# # # # # # #

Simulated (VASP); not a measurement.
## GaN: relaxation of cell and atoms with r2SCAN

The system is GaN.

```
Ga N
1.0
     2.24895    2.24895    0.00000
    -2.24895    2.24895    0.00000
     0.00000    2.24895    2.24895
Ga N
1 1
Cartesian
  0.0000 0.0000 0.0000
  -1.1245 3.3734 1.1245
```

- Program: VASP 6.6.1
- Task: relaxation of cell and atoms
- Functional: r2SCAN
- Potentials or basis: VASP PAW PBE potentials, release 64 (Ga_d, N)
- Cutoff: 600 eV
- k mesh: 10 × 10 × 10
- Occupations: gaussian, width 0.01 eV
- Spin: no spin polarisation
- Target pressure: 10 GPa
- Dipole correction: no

# # # # # # #

_ACTIVITY:_
Write out the records again so that each line matches the original exactly.

_TASK SOLUTION:_
Simulated (VASP); not a measurement.
## GaN: relaxation of cell and atoms with r2SCAN

The system is GaN.

```
Ga N
1.0
     2.24895    2.24895    0.00000
    -2.24895    2.24895    0.00000
     0.00000    2.24895    2.24895
Ga N
1 1
Cartesian
  0.0000 0.0000 0.0000
  -1.1245 3.3734 1.1245
```

- Program: VASP 6.6.1
- Task: relaxation of cell and atoms
- Functional: r2SCAN
- Potentials or basis: VASP PAW PBE potentials, release 64 (Ga_d, N)
- Cutoff: 600 eV
- k mesh: 10 × 10 × 10
- Occupations: gaussian, width 0.01 eV
- Spin: no spin polarisation
- Target pressure: 10 GPa
- Dipole correction: no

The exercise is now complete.